**Records supplied**:
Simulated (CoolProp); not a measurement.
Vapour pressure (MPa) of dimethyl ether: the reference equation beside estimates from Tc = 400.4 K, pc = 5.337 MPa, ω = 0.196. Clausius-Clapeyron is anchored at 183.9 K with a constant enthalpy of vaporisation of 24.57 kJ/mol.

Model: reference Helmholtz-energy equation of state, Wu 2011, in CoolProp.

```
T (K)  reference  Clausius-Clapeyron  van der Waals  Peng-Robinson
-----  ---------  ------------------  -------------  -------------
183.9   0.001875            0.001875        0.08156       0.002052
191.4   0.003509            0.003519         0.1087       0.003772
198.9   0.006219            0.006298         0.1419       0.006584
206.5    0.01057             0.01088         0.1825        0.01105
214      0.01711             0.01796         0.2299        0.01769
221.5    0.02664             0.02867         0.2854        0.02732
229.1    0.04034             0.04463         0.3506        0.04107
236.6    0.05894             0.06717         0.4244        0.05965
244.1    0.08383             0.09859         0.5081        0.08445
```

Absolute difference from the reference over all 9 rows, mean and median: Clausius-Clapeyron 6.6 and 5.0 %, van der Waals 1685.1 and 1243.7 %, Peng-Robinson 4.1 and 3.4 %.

**Work instruction**:
Copy out the listing above, line by line and exactly, from its first line to the line holding "Vapour pressure (MPa)", inclusive.

**Written solution**:
Simulated (CoolProp); not a measurement.
Vapour pressure (MPa) of dimethyl ether: the reference equation beside estimates from Tc = 400.4 K, pc = 5.337 MPa, ω = 0.196. Clausius-Clapeyron is anchored at 183.9 K with a constant enthalpy of vaporisation of 24.57 kJ/mol.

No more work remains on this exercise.